☆ ☆ ☆ ☆
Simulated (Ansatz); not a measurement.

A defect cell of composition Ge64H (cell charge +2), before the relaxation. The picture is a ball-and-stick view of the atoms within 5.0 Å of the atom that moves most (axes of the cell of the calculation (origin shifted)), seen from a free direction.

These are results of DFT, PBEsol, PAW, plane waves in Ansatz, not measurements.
☆ ☆ ☆ ☆

- **ASSIGNED TASK**
All the entries above are to be transcribed without any alteration.

- **RESPONSE AREA**
Simulated (Ansatz); not a measurement.

A defect cell of composition Ge64H (cell charge +2), before the relaxation. The picture is a ball-and-stick view of the atoms within 5.0 Å of the atom that moves most (axes of the cell of the calculation (origin shifted)), seen from a free direction.

These are results of DFT, PBEsol, PAW, plane waves in Ansatz, not measurements.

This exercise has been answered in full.